■ ASSIGNMENT:
Give again only those lines from the start of the entries through the line holding "pressure 27.2 GPa.", leaving them as they are.

═══ INFORMATION GIVEN ═══

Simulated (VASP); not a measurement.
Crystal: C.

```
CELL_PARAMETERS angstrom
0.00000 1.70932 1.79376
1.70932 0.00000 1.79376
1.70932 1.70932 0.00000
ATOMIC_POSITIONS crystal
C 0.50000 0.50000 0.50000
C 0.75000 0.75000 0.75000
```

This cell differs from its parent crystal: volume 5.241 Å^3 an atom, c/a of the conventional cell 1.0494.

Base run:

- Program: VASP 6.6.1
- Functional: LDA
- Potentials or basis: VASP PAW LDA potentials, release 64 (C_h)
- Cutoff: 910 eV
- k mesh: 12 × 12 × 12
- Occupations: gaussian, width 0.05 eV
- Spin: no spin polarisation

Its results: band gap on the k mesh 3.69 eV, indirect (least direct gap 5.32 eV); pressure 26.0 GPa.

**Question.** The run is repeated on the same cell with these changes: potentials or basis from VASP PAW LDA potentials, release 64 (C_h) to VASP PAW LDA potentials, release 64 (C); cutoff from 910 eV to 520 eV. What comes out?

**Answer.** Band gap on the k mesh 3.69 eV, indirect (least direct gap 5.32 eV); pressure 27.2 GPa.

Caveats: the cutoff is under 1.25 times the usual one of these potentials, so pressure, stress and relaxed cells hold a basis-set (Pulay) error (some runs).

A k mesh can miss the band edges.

═══

■ WORKED SOLUTION:
Simulated (VASP); not a measurement.
Crystal: C.

```
CELL_PARAMETERS angstrom
0.00000 1.70932 1.79376
1.70932 0.00000 1.79376
1.70932 1.70932 0.00000
ATOMIC_POSITIONS crystal
C 0.50000 0.50000 0.50000
C 0.75000 0.75000 0.75000
```

This cell differs from its parent crystal: volume 5.241 Å^3 an atom, c/a of the conventional cell 1.0494.

Base run:

- Program: VASP 6.6.1
- Functional: LDA
- Potentials or basis: VASP PAW LDA potentials, release 64 (C_h)
- Cutoff: 910 eV
- k mesh: 12 × 12 × 12
- Occupations: gaussian, width 0.05 eV
- Spin: no spin polarisation

Its results: band gap on the k mesh 3.69 eV, indirect (least direct gap 5.32 eV); pressure 26.0 GPa.

**Question.** The run is repeated on the same cell with these changes: potentials or basis from VASP PAW LDA potentials, release 64 (C_h) to VASP PAW LDA potentials, release 64 (C); cutoff from 910 eV to 520 eV. What comes out?

**Answer.** Band gap on the k mesh 3.69 eV, indirect (least direct gap 5.32 eV); pressure 27.2 GPa.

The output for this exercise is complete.